• • • • •

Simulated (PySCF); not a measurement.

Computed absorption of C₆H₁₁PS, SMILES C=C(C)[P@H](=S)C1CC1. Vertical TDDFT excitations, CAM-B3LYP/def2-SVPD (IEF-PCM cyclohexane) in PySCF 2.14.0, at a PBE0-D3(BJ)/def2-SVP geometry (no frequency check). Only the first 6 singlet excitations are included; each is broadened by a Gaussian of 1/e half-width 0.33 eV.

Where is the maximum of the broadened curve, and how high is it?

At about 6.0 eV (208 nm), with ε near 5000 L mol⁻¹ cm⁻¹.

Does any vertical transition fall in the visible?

• • • • •

Each entry should be duplicated exactly as it was given.

Simulated (PySCF); not a measurement.

Computed absorption of C₆H₁₁PS, SMILES C=C(C)[P@H](=S)C1CC1. Vertical TDDFT excitations, CAM-B3LYP/def2-SVPD (IEF-PCM cyclohexane) in PySCF 2.14.0, at a PBE0-D3(BJ)/def2-SVP geometry (no frequency check). Only the first 6 singlet excitations are included; each is broadened by a Gaussian of 1/e half-width 0.33 eV.

Where is the maximum of the broadened curve, and how high is it?

At about 6.0 eV (208 nm), with ε near 5000 L mol⁻¹ cm⁻¹.

Does any vertical transition fall in the visible?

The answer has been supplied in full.